::::

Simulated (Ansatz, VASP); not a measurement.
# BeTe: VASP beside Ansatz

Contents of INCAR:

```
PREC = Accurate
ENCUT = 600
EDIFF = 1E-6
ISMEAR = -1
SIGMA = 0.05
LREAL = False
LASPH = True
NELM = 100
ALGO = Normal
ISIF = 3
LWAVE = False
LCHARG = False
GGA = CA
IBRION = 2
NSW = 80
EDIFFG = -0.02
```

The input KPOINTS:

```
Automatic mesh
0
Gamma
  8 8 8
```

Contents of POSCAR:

::::

• Work item
Transcribe each line of the data exactly, skipping none.

• Written reply
Simulated (Ansatz, VASP); not a measurement.
# BeTe: VASP beside Ansatz

Contents of INCAR:

```
PREC = Accurate
ENCUT = 600
EDIFF = 1E-6
ISMEAR = -1
SIGMA = 0.05
LREAL = False
LASPH = True
NELM = 100
ALGO = Normal
ISIF = 3
LWAVE = False
LCHARG = False
GGA = CA
IBRION = 2
NSW = 80
EDIFFG = -0.02
```

The input KPOINTS:

```
Automatic mesh
0
Gamma
  8 8 8
```

Contents of POSCAR:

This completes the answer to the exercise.